### LISTED ENTRIES
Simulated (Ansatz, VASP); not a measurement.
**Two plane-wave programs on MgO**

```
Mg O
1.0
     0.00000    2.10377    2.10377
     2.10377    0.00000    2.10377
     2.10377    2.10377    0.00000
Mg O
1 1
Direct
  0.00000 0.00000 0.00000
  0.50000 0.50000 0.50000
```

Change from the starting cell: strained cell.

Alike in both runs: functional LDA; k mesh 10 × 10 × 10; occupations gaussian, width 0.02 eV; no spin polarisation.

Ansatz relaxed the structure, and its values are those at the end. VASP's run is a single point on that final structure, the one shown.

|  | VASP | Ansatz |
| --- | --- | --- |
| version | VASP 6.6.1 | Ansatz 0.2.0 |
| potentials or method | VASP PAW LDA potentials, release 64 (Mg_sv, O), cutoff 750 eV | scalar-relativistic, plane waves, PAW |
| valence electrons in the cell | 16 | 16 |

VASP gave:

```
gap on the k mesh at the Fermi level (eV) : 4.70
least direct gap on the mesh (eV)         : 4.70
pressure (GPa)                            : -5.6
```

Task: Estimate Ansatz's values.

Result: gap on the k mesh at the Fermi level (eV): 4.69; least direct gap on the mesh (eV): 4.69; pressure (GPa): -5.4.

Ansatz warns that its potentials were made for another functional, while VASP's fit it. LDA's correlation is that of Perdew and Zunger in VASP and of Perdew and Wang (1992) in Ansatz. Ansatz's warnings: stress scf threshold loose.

### REQUIREMENT
The entries are to be retyped in full, with no alteration.

### EXERCISE RESULT
Simulated (Ansatz, VASP); not a measurement.
**Two plane-wave programs on MgO**

```
Mg O
1.0
     0.00000    2.10377    2.10377
     2.10377    0.00000    2.10377
     2.10377    2.10377    0.00000
Mg O
1 1
Direct
  0.00000 0.00000 0.00000
  0.50000 0.50000 0.50000
```

Change from the starting cell: strained cell.

Alike in both runs: functional LDA; k mesh 10 × 10 × 10; occupations gaussian, width 0.02 eV; no spin polarisation.

Ansatz relaxed the structure, and its values are those at the end. VASP's run is a single point on that final structure, the one shown.

|  | VASP | Ansatz |
| --- | --- | --- |
| version | VASP 6.6.1 | Ansatz 0.2.0 |
| potentials or method | VASP PAW LDA potentials, release 64 (Mg_sv, O), cutoff 750 eV | scalar-relativistic, plane waves, PAW |
| valence electrons in the cell | 16 | 16 |

VASP gave:

```
gap on the k mesh at the Fermi level (eV) : 4.70
least direct gap on the mesh (eV)         : 4.70
pressure (GPa)                            : -5.6
```

Task: Estimate Ansatz's values.

Result: gap on the k mesh at the Fermi level (eV): 4.69; least direct gap on the mesh (eV): 4.69; pressure (GPa): -5.4.

Ansatz warns that its potentials were made for another functional, while VASP's fit it. LDA's correlation is that of Perdew and Zunger in VASP and of Perdew and Wang (1992) in Ansatz. Ansatz's warnings: stress scf threshold loose.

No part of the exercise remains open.